### Assigned task
Would you quote the material below from its first line through the line containing "- dipole moment: 0.53 D", exactly and with both ends included?

### Supplied data
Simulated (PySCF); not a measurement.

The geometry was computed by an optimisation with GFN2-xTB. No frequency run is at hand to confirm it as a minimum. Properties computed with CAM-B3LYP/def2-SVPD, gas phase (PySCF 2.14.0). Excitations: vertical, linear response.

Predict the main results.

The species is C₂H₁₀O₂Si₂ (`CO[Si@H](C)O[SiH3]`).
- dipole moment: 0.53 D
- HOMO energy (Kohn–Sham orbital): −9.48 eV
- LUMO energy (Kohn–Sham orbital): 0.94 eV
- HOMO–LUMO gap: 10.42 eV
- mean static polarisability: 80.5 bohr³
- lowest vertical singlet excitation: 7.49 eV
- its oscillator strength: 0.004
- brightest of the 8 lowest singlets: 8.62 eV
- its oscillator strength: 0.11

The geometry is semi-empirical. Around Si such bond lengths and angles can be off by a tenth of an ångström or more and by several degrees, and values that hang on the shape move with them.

### Task response
Simulated (PySCF); not a measurement.

The geometry was computed by an optimisation with GFN2-xTB. No frequency run is at hand to confirm it as a minimum. Properties computed with CAM-B3LYP/def2-SVPD, gas phase (PySCF 2.14.0). Excitations: vertical, linear response.

Predict the main results.

The species is C₂H₁₀O₂Si₂ (`CO[Si@H](C)O[SiH3]`).
- dipole moment: 0.53 D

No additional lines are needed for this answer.